* [Required action]
From the line containing "GeH2S has 4" down to the line containing "Bond lengths: S1–Ge2" in the records below, reproduce every line exactly, ends included, and omit all others.

▼

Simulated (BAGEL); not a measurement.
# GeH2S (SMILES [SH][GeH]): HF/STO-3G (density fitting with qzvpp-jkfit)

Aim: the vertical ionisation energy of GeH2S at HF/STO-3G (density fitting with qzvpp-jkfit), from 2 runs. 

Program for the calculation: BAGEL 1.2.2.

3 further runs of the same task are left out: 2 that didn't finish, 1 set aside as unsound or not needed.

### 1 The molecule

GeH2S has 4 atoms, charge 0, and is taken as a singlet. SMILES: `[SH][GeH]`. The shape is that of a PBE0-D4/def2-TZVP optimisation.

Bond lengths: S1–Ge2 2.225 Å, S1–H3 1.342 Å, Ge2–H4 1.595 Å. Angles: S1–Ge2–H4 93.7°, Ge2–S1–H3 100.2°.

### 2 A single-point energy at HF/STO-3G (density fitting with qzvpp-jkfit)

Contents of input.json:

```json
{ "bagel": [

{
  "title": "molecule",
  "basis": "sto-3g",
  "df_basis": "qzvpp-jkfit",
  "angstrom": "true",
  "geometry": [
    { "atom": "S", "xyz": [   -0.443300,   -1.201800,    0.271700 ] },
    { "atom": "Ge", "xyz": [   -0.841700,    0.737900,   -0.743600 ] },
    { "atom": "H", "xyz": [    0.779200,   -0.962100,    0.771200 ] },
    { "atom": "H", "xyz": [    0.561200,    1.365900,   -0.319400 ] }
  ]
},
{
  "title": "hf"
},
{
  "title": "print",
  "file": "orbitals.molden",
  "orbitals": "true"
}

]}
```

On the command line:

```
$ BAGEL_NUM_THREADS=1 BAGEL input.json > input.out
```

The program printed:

▲

* [Written reply]
GeH2S has 4 atoms, charge 0, and is taken as a singlet. SMILES: `[SH][GeH]`. The shape is that of a PBE0-D4/def2-TZVP optimisation.

Bond lengths: S1–Ge2 2.225 Å, S1–H3 1.342 Å, Ge2–H4 1.595 Å. Angles: S1–Ge2–H4 93.7°, Ge2–S1–H3 100.2°.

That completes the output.